[RECORDS SUPPLIED Boundary: Start]

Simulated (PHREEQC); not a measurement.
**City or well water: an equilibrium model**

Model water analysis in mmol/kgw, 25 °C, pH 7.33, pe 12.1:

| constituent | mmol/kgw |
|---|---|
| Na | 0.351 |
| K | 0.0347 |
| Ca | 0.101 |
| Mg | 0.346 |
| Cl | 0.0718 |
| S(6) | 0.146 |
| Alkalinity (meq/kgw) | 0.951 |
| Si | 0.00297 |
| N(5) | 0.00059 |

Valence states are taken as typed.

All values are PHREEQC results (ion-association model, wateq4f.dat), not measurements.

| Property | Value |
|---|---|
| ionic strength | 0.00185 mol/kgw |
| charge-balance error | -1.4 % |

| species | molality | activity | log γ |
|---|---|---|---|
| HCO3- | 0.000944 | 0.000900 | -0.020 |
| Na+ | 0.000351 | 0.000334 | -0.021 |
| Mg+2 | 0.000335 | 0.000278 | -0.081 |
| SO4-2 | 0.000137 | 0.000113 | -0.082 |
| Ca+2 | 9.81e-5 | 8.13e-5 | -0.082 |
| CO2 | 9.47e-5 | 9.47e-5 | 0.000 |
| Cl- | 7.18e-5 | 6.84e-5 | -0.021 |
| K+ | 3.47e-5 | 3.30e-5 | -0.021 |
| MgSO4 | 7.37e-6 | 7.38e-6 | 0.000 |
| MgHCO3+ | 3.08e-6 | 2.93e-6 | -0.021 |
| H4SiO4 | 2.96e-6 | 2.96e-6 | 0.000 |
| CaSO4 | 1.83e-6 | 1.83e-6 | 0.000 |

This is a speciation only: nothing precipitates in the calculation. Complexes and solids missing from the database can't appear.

[RECORDS SUPPLIED Boundary: End]

- _WORK ITEM_
Your answer should be the full set of records above, restated exactly.

- _WRITTEN SOLUTION_
Simulated (PHREEQC); not a measurement.
**City or well water: an equilibrium model**

Model water analysis in mmol/kgw, 25 °C, pH 7.33, pe 12.1:

| constituent | mmol/kgw |
|---|---|
| Na | 0.351 |
| K | 0.0347 |
| Ca | 0.101 |
| Mg | 0.346 |
| Cl | 0.0718 |
| S(6) | 0.146 |
| Alkalinity (meq/kgw) | 0.951 |
| Si | 0.00297 |
| N(5) | 0.00059 |

Valence states are taken as typed.

All values are PHREEQC results (ion-association model, wateq4f.dat), not measurements.

| Property | Value |
|---|---|
| ionic strength | 0.00185 mol/kgw |
| charge-balance error | -1.4 % |

| species | molality | activity | log γ |
|---|---|---|---|
| HCO3- | 0.000944 | 0.000900 | -0.020 |
| Na+ | 0.000351 | 0.000334 | -0.021 |
| Mg+2 | 0.000335 | 0.000278 | -0.081 |
| SO4-2 | 0.000137 | 0.000113 | -0.082 |
| Ca+2 | 9.81e-5 | 8.13e-5 | -0.082 |
| CO2 | 9.47e-5 | 9.47e-5 | 0.000 |
| Cl- | 7.18e-5 | 6.84e-5 | -0.021 |
| K+ | 3.47e-5 | 3.30e-5 | -0.021 |
| MgSO4 | 7.37e-6 | 7.38e-6 | 0.000 |
| MgHCO3+ | 3.08e-6 | 2.93e-6 | -0.021 |
| H4SiO4 | 2.96e-6 | 2.96e-6 | 0.000 |
| CaSO4 | 1.83e-6 | 1.83e-6 | 0.000 |

This is a speciation only: nothing precipitates in the calculation. Complexes and solids missing from the database can't appear.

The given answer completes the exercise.